## Assignment
Could you set down exactly the lines of the data below, starting at the one that holds "SiCl4 + O2 (silicon" and ending at the one that holds "Input: 1 mol", both included, and only those?

......
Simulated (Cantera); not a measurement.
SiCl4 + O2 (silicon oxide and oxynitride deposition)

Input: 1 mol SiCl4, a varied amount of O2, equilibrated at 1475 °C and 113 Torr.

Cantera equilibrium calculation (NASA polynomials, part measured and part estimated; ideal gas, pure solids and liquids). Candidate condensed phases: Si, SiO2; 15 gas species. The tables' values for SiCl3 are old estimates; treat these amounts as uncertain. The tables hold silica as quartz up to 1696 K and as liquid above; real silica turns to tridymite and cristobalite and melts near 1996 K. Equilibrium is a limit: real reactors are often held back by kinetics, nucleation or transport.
......

## Response
SiCl4 + O2 (silicon oxide and oxynitride deposition)

Input: 1 mol SiCl4, a varied amount of O2, equilibrated at 1475 °C and 113 Torr.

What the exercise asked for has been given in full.